STUDY MATERIAL.
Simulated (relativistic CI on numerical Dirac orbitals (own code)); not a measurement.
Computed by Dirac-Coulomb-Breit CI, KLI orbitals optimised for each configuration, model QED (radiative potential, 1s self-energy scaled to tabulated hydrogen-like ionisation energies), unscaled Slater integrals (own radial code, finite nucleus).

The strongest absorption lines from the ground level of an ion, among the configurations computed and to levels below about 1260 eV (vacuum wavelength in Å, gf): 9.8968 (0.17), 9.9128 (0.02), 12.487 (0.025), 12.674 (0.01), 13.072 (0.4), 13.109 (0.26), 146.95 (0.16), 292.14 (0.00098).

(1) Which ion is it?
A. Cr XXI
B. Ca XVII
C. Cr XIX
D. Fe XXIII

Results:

EXERCISE. Above are the entries. Output exactly the lines beginning with the line that has "Computed by Dirac-Coulomb-Breit" and ending with the line that has "D. Fe XXIII".

RESPONSE.
Computed by Dirac-Coulomb-Breit CI, KLI orbitals optimised for each configuration, model QED (radiative potential, 1s self-energy scaled to tabulated hydrogen-like ionisation energies), unscaled Slater integrals (own radial code, finite nucleus).

The strongest absorption lines from the ground level of an ion, among the configurations computed and to levels below about 1260 eV (vacuum wavelength in Å, gf): 9.8968 (0.17), 9.9128 (0.02), 12.487 (0.025), 12.674 (0.01), 13.072 (0.4), 13.109 (0.26), 146.95 (0.16), 292.14 (0.00098).

(1) Which ion is it?
A. Cr XXI
B. Ca XVII
C. Cr XIX
D. Fe XXIII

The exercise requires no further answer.